◆ **MATERIAL PROVIDED**
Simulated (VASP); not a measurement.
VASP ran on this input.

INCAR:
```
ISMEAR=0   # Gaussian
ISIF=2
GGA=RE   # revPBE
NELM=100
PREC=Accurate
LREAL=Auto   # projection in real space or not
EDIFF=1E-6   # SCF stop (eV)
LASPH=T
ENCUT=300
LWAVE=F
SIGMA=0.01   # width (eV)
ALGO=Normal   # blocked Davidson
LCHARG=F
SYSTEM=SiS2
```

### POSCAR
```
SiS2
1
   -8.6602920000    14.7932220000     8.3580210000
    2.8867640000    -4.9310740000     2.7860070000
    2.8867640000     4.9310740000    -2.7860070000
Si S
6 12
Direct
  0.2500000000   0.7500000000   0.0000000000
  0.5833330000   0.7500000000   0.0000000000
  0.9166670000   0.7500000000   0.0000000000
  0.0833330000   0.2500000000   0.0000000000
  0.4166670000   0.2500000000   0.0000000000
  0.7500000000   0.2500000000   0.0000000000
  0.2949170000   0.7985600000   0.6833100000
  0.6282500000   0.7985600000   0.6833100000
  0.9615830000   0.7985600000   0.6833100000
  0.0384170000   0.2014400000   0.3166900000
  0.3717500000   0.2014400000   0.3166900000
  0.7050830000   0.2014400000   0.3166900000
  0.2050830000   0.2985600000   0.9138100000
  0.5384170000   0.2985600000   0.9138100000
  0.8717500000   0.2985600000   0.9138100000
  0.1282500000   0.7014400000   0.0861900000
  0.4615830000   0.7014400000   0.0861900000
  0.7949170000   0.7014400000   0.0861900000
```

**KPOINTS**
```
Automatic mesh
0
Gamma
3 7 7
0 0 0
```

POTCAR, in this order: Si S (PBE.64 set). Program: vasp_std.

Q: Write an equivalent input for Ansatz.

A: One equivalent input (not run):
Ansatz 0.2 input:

◆ **WORK TASK**
Beginning with the opening line above, retype the records exactly through the line with "A: One equivalent", both ends included.

◆ **RESPONSE AREA**
Simulated (VASP); not a measurement.
VASP ran on this input.

INCAR:
```
ISMEAR=0   # Gaussian
ISIF=2
GGA=RE   # revPBE
NELM=100
PREC=Accurate
LREAL=Auto   # projection in real space or not
EDIFF=1E-6   # SCF stop (eV)
LASPH=T
ENCUT=300
LWAVE=F
SIGMA=0.01   # width (eV)
ALGO=Normal   # blocked Davidson
LCHARG=F
SYSTEM=SiS2
```

### POSCAR
```
SiS2
1
   -8.6602920000    14.7932220000     8.3580210000
    2.8867640000    -4.9310740000     2.7860070000
    2.8867640000     4.9310740000    -2.7860070000
Si S
6 12
Direct
  0.2500000000   0.7500000000   0.0000000000
  0.5833330000   0.7500000000   0.0000000000
  0.9166670000   0.7500000000   0.0000000000
  0.0833330000   0.2500000000   0.0000000000
  0.4166670000   0.2500000000   0.0000000000
  0.7500000000   0.2500000000   0.0000000000
  0.2949170000   0.7985600000   0.6833100000
  0.6282500000   0.7985600000   0.6833100000
  0.9615830000   0.7985600000   0.6833100000
  0.0384170000   0.2014400000   0.3166900000
  0.3717500000   0.2014400000   0.3166900000
  0.7050830000   0.2014400000   0.3166900000
  0.2050830000   0.2985600000   0.9138100000
  0.5384170000   0.2985600000   0.9138100000
  0.8717500000   0.2985600000   0.9138100000
  0.1282500000   0.7014400000   0.0861900000
  0.4615830000   0.7014400000   0.0861900000
  0.7949170000   0.7014400000   0.0861900000
```

**KPOINTS**
```
Automatic mesh
0
Gamma
3 7 7
0 0 0
```

POTCAR, in this order: Si S (PBE.64 set). Program: vasp_std.

Q: Write an equivalent input for Ansatz.

A: One equivalent input (not run):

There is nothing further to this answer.